■ ■ ■ ■

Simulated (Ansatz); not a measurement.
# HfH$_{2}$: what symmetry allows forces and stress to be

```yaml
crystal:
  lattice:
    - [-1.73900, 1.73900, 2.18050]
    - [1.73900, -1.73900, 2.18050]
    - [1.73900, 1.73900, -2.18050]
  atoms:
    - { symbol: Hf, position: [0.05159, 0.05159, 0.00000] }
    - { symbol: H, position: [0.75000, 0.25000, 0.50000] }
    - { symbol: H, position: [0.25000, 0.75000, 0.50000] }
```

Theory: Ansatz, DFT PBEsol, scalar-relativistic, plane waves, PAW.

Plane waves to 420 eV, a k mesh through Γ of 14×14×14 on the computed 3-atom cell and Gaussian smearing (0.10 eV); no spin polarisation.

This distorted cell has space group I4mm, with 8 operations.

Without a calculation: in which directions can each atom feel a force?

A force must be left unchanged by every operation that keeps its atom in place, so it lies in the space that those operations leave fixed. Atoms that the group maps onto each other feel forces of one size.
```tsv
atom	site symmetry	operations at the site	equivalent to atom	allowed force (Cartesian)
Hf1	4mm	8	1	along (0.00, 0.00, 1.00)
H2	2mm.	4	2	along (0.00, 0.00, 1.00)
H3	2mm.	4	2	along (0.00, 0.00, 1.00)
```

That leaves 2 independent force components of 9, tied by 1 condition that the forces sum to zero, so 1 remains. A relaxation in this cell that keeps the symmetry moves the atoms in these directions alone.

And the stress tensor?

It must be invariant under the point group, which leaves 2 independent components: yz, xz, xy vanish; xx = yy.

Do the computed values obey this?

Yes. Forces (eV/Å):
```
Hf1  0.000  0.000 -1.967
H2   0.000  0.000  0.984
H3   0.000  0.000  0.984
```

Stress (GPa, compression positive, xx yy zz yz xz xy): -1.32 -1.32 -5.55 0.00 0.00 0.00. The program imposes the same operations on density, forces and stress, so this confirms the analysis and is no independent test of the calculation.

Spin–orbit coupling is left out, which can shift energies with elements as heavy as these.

■ ■ ■ ■

## Assigned task
All lines above between those holding "A force must" and "Stress (GPa, compression", inclusive, must be set down unchanged, and no other line may be included.

## Exercise output
A force must be left unchanged by every operation that keeps its atom in place, so it lies in the space that those operations leave fixed. Atoms that the group maps onto each other feel forces of one size.
```tsv
atom	site symmetry	operations at the site	equivalent to atom	allowed force (Cartesian)
Hf1	4mm	8	1	along (0.00, 0.00, 1.00)
H2	2mm.	4	2	along (0.00, 0.00, 1.00)
H3	2mm.	4	2	along (0.00, 0.00, 1.00)
```

That leaves 2 independent force components of 9, tied by 1 condition that the forces sum to zero, so 1 remains. A relaxation in this cell that keeps the symmetry moves the atoms in these directions alone.

And the stress tensor?

It must be invariant under the point group, which leaves 2 independent components: yz, xz, xy vanish; xx = yy.

Do the computed values obey this?

Yes. Forces (eV/Å):
```
Hf1  0.000  0.000 -1.967
H2   0.000  0.000  0.984
H3   0.000  0.000  0.984
```

Stress (GPa, compression positive, xx yy zz yz xz xy): -1.32 -1.32 -5.55 0.00 0.00 0.00. The program imposes the same operations on density, forces and stress, so this confirms the analysis and is no independent test of the calculation.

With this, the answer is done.